>>

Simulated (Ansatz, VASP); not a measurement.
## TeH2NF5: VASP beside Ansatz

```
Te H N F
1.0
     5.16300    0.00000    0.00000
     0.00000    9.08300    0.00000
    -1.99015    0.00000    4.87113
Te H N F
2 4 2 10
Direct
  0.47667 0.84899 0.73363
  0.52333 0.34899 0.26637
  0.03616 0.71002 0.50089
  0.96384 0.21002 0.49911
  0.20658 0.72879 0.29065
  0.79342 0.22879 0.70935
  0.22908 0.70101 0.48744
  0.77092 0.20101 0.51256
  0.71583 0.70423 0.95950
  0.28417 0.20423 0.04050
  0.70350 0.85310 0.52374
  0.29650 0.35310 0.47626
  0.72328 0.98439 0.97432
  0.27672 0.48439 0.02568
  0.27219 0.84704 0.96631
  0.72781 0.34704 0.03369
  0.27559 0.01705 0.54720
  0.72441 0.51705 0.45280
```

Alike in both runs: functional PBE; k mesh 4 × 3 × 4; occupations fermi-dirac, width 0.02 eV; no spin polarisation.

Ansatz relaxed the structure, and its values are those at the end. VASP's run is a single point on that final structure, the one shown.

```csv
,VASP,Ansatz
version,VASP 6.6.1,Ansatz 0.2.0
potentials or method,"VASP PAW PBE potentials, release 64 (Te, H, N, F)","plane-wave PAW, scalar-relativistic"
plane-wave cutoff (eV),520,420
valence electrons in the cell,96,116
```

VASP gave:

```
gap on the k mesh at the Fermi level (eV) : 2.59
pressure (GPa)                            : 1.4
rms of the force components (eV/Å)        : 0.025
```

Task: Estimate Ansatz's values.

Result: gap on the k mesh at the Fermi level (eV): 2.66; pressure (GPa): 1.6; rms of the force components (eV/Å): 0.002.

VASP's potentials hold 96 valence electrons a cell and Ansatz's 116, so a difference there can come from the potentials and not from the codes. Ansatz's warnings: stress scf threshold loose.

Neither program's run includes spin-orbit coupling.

<<

* Work order: Taking the records above, retype every line from the one with "Task: Estimate Ansatz's values." down to the one with "VASP's potentials hold", exactly and with nothing else.

* Task result:
Task: Estimate Ansatz's values.

Result: gap on the k mesh at the Fermi level (eV): 2.66; pressure (GPa): 1.6; rms of the force components (eV/Å): 0.002.

VASP's potentials hold 96 valence electrons a cell and Ansatz's 116, so a difference there can come from the potentials and not from the codes. Ansatz's warnings: stress scf threshold loose.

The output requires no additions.